═══ Supplied entries

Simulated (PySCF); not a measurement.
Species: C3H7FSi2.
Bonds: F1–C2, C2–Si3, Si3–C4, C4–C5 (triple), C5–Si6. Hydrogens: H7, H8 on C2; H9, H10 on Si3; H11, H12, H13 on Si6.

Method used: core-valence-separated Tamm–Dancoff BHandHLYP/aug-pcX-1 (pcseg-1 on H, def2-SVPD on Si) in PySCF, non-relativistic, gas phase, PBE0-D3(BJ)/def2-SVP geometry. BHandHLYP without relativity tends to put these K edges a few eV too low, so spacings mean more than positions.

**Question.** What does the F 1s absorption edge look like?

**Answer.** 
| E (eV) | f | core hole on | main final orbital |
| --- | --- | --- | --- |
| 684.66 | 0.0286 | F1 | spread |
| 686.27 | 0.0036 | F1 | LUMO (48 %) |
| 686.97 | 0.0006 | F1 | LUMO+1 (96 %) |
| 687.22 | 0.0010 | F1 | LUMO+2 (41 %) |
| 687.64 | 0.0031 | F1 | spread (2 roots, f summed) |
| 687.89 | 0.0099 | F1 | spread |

══════

**Action item**
As listed above, the lines from the line with "Species: C3H7FSi2." to the line with "Bonds: F1–C2, C2–Si3, Si3–C4, C4–C5" are to be echoed exactly, with both ends included and nothing added.

**Exercise answer**
Species: C3H7FSi2.
Bonds: F1–C2, C2–Si3, Si3–C4, C4–C5 (triple), C5–Si6. Hydrogens: H7, H8 on C2; H9, H10 on Si3; H11, H12, H13 on Si6.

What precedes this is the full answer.